Give again only those lines from the start of the entries through the line holding "Predict: x(NH3) at", leaving them as they are.

● ● ● ● ● ● ●

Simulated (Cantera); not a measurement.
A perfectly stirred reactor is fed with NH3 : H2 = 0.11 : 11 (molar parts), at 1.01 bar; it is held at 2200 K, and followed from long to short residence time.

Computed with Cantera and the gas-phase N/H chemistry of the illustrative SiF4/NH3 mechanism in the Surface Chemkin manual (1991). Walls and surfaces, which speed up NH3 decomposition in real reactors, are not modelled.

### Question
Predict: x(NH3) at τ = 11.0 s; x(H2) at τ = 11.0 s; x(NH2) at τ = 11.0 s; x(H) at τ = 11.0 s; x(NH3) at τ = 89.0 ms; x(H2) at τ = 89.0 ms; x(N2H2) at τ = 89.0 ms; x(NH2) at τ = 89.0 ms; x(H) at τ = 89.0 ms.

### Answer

● ● ● ● ● ● ●

:: Exercise result ::
Simulated (Cantera); not a measurement.
A perfectly stirred reactor is fed with NH3 : H2 = 0.11 : 11 (molar parts), at 1.01 bar; it is held at 2200 K, and followed from long to short residence time.

Computed with Cantera and the gas-phase N/H chemistry of the illustrative SiF4/NH3 mechanism in the Surface Chemkin manual (1991). Walls and surfaces, which speed up NH3 decomposition in real reactors, are not modelled.

### Question
Predict: x(NH3) at τ = 11.0 s; x(H2) at τ = 11.0 s; x(NH2) at τ = 11.0 s; x(H) at τ = 11.0 s; x(NH3) at τ = 89.0 ms; x(H2) at τ = 89.0 ms; x(N2H2) at τ = 89.0 ms; x(NH2) at τ = 89.0 ms; x(H) at τ = 89.0 ms.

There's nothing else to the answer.